PROVIDED RECORDS
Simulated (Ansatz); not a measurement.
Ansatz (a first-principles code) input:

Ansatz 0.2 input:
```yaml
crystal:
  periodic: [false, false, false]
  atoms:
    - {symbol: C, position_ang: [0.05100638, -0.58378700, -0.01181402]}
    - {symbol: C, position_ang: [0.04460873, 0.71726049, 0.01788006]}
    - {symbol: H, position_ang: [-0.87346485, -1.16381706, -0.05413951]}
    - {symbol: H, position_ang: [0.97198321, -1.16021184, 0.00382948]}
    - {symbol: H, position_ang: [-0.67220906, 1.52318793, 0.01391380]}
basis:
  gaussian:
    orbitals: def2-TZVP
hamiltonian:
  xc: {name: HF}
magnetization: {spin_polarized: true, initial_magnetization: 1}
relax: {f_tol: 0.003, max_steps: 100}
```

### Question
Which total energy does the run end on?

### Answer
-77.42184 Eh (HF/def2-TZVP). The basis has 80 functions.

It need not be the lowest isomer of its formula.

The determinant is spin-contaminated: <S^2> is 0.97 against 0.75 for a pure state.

ASSIGNMENT
The required output is the exact run of lines from the beginning of the listing above to the line that contains "It need not", inclusive of both.

EXERCISE RESPONSE
Simulated (Ansatz); not a measurement.
Ansatz (a first-principles code) input:

Ansatz 0.2 input:
```yaml
crystal:
  periodic: [false, false, false]
  atoms:
    - {symbol: C, position_ang: [0.05100638, -0.58378700, -0.01181402]}
    - {symbol: C, position_ang: [0.04460873, 0.71726049, 0.01788006]}
    - {symbol: H, position_ang: [-0.87346485, -1.16381706, -0.05413951]}
    - {symbol: H, position_ang: [0.97198321, -1.16021184, 0.00382948]}
    - {symbol: H, position_ang: [-0.67220906, 1.52318793, 0.01391380]}
basis:
  gaussian:
    orbitals: def2-TZVP
hamiltonian:
  xc: {name: HF}
magnetization: {spin_polarized: true, initial_magnetization: 1}
relax: {f_tol: 0.003, max_steps: 100}
```

### Question
Which total energy does the run end on?

### Answer
-77.42184 Eh (HF/def2-TZVP). The basis has 80 functions.

It need not be the lowest isomer of its formula.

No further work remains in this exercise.